■ WORK REQUEST:
Transcribe exactly the lines that fall between the one holding "Species: hydrogen sulfide (H2S); SMILES S" and the one holding "Results from NWChem.", inclusive, from the entries below.

■ DATA FOR ANALYSIS:
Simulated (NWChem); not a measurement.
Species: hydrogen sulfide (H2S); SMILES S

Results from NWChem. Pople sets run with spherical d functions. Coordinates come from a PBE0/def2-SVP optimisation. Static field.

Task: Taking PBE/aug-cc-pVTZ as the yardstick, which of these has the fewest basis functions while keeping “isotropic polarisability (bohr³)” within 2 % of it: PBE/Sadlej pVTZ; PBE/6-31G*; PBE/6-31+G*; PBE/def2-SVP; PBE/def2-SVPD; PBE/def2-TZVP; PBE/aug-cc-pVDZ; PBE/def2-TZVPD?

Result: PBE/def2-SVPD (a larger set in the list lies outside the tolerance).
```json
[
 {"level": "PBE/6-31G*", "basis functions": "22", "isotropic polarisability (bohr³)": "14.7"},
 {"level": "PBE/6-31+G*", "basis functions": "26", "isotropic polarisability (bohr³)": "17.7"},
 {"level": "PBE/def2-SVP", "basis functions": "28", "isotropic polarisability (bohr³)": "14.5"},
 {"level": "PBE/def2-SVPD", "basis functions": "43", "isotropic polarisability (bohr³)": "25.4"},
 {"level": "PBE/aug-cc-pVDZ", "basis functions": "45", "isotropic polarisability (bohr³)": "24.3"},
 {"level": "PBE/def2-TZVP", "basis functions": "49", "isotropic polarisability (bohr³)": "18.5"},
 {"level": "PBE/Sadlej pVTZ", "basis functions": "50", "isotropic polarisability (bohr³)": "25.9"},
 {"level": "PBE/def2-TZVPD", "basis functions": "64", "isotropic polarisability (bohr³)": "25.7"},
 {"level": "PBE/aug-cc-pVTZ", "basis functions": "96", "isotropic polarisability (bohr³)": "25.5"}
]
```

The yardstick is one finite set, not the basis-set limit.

■ EXERCISE RESULT:
Species: hydrogen sulfide (H2S); SMILES S

Results from NWChem. Pople sets run with spherical d functions. Coordinates come from a PBE0/def2-SVP optimisation. Static field.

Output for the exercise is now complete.